Work order
Give again, word for word, every line below from the one that has "values left out." through the one that has "the run's occupations.", both included, and no others.

Dataset
[Start of Attachment]

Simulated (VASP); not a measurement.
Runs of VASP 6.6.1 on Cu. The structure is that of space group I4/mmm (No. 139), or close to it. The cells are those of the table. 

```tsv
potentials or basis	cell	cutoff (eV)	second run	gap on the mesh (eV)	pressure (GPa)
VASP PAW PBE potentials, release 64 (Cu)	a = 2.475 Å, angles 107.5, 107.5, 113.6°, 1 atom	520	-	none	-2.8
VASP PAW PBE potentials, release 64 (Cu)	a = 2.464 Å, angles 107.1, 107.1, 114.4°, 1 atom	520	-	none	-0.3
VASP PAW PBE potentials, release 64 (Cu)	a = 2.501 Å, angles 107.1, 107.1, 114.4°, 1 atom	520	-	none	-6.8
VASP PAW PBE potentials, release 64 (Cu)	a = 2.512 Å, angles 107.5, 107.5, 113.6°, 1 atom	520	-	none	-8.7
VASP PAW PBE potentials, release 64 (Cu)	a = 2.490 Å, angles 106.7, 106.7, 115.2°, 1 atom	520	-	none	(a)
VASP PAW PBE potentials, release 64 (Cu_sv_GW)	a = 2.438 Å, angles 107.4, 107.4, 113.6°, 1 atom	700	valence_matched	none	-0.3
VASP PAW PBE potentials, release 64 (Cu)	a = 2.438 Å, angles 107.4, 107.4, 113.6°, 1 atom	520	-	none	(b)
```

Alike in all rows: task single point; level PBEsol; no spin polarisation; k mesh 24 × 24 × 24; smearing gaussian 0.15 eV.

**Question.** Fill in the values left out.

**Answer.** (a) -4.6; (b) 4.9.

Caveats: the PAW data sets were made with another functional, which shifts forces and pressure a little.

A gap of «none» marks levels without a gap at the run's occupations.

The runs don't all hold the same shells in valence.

[End of Attachment]

Exercise response
**Question.** Fill in the values left out.

**Answer.** (a) -4.6; (b) 4.9.

Caveats: the PAW data sets were made with another functional, which shifts forces and pressure a little.

A gap of «none» marks levels without a gap at the run's occupations.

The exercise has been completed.